(Data to examine):
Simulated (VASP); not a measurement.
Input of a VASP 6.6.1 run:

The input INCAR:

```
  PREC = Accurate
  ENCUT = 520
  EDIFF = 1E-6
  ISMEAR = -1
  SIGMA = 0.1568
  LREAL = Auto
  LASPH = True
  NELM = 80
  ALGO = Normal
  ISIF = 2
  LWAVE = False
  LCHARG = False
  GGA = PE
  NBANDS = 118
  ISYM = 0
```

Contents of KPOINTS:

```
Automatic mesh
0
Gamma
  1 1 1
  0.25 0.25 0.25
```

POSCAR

(Required action):
Once more, write out the entries exactly as they were written.

(Exercise result):
Simulated (VASP); not a measurement.
Input of a VASP 6.6.1 run:

The input INCAR:

```
  PREC = Accurate
  ENCUT = 520
  EDIFF = 1E-6
  ISMEAR = -1
  SIGMA = 0.1568
  LREAL = Auto
  LASPH = True
  NELM = 80
  ALGO = Normal
  ISIF = 2
  LWAVE = False
  LCHARG = False
  GGA = PE
  NBANDS = 118
  ISYM = 0
```

Contents of KPOINTS:

```
Automatic mesh
0
Gamma
  1 1 1
  0.25 0.25 0.25
```

POSCAR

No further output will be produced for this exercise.